[Exercise]
The expected output is a verbatim reprint of the lines from the beginning of the data that follows through the line that contains "Question: Which values does VASP return?".

[Supplied entries]
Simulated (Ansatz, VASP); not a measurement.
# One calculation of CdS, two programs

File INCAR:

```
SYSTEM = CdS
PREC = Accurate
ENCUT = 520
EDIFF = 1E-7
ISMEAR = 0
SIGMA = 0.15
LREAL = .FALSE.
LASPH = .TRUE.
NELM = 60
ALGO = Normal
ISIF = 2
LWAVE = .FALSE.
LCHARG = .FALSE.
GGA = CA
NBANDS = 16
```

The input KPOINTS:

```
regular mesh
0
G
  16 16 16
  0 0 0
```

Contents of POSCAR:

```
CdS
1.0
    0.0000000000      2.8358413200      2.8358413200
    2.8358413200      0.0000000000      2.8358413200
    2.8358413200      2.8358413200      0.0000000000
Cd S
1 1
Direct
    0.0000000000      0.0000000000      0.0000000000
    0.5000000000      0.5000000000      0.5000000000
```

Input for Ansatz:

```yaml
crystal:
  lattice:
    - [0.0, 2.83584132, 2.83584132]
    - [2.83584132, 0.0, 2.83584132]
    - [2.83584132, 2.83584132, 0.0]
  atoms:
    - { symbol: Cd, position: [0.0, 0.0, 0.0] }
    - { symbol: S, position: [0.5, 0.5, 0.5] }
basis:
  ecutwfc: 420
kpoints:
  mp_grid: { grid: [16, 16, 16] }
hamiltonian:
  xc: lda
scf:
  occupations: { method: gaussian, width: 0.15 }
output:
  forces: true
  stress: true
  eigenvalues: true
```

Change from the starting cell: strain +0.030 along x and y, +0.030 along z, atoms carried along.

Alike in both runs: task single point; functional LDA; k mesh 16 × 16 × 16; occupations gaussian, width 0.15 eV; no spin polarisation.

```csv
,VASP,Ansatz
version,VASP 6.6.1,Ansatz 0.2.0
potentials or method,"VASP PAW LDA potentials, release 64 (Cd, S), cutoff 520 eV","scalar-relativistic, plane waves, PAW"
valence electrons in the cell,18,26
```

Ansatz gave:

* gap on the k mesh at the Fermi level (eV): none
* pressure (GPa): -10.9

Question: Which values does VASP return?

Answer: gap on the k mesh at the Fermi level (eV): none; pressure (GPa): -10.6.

[Exercise response]
Simulated (Ansatz, VASP); not a measurement.
# One calculation of CdS, two programs

File INCAR:

```
SYSTEM = CdS
PREC = Accurate
ENCUT = 520
EDIFF = 1E-7
ISMEAR = 0
SIGMA = 0.15
LREAL = .FALSE.
LASPH = .TRUE.
NELM = 60
ALGO = Normal
ISIF = 2
LWAVE = .FALSE.
LCHARG = .FALSE.
GGA = CA
NBANDS = 16
```

The input KPOINTS:

```
regular mesh
0
G
  16 16 16
  0 0 0
```

Contents of POSCAR:

```
CdS
1.0
    0.0000000000      2.8358413200      2.8358413200
    2.8358413200      0.0000000000      2.8358413200
    2.8358413200      2.8358413200      0.0000000000
Cd S
1 1
Direct
    0.0000000000      0.0000000000      0.0000000000
    0.5000000000      0.5000000000      0.5000000000
```

Input for Ansatz:

```yaml
crystal:
  lattice:
    - [0.0, 2.83584132, 2.83584132]
    - [2.83584132, 0.0, 2.83584132]
    - [2.83584132, 2.83584132, 0.0]
  atoms:
    - { symbol: Cd, position: [0.0, 0.0, 0.0] }
    - { symbol: S, position: [0.5, 0.5, 0.5] }
basis:
  ecutwfc: 420
kpoints:
  mp_grid: { grid: [16, 16, 16] }
hamiltonian:
  xc: lda
scf:
  occupations: { method: gaussian, width: 0.15 }
output:
  forces: true
  stress: true
  eigenvalues: true
```

Change from the starting cell: strain +0.030 along x and y, +0.030 along z, atoms carried along.

Alike in both runs: task single point; functional LDA; k mesh 16 × 16 × 16; occupations gaussian, width 0.15 eV; no spin polarisation.

```csv
,VASP,Ansatz
version,VASP 6.6.1,Ansatz 0.2.0
potentials or method,"VASP PAW LDA potentials, release 64 (Cd, S), cutoff 520 eV","scalar-relativistic, plane waves, PAW"
valence electrons in the cell,18,26
```

Ansatz gave:

* gap on the k mesh at the Fermi level (eV): none
* pressure (GPa): -10.9

Question: Which values does VASP return?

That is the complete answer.